_Work item_
Stopping right after the line with "CC[C@@H](F)OC(C#N)C#N | 42.7 |", please reproduce the material below exactly from its first line.

_Data excerpts_

.....

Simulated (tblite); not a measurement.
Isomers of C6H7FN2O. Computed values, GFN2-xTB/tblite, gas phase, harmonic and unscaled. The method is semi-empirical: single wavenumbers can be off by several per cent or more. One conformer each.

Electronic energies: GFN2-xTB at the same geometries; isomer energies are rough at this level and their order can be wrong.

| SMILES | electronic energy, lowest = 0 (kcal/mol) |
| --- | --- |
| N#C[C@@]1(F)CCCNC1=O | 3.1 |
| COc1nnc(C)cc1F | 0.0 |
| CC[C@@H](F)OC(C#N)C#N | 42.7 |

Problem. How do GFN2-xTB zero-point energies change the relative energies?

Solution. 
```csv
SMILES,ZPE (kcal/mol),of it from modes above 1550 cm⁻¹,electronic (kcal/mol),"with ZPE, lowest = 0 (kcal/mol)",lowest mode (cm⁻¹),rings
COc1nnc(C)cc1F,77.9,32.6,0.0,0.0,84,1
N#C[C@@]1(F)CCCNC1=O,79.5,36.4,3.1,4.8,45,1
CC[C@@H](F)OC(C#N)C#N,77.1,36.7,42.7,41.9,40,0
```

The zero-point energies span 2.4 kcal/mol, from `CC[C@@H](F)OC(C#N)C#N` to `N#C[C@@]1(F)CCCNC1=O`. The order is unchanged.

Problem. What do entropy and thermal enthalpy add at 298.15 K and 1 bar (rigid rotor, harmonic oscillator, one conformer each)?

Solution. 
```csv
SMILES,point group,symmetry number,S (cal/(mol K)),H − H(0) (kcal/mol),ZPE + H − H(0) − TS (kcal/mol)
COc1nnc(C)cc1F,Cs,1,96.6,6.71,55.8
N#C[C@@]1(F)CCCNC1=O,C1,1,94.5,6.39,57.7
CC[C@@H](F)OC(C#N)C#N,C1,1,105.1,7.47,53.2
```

.....

_Answer box_
Simulated (tblite); not a measurement.
Isomers of C6H7FN2O. Computed values, GFN2-xTB/tblite, gas phase, harmonic and unscaled. The method is semi-empirical: single wavenumbers can be off by several per cent or more. One conformer each.

Electronic energies: GFN2-xTB at the same geometries; isomer energies are rough at this level and their order can be wrong.

| SMILES | electronic energy, lowest = 0 (kcal/mol) |
| --- | --- |
| N#C[C@@]1(F)CCCNC1=O | 3.1 |
| COc1nnc(C)cc1F | 0.0 |
| CC[C@@H](F)OC(C#N)C#N | 42.7 |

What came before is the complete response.